■ ■ ■

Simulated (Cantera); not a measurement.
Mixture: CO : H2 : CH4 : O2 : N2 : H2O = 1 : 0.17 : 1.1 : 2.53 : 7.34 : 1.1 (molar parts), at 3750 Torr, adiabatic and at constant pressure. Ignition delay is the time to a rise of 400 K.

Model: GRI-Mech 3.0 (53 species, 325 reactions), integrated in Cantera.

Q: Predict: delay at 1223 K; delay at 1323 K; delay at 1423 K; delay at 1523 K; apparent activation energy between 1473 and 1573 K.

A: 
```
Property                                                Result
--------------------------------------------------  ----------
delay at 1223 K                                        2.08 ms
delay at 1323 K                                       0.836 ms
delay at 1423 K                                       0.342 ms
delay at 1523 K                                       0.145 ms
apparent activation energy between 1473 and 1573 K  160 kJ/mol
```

■ ■ ■

Starting with the first line, give back the whole listing exactly.

Simulated (Cantera); not a measurement.
Mixture: CO : H2 : CH4 : O2 : N2 : H2O = 1 : 0.17 : 1.1 : 2.53 : 7.34 : 1.1 (molar parts), at 3750 Torr, adiabatic and at constant pressure. Ignition delay is the time to a rise of 400 K.

Model: GRI-Mech 3.0 (53 species, 325 reactions), integrated in Cantera.

Q: Predict: delay at 1223 K; delay at 1323 K; delay at 1423 K; delay at 1523 K; apparent activation energy between 1473 and 1573 K.

A: 
```
Property                                                Result
--------------------------------------------------  ----------
delay at 1223 K                                        2.08 ms
delay at 1323 K                                       0.836 ms
delay at 1423 K                                       0.342 ms
delay at 1523 K                                       0.145 ms
apparent activation energy between 1473 and 1573 K  160 kJ/mol
```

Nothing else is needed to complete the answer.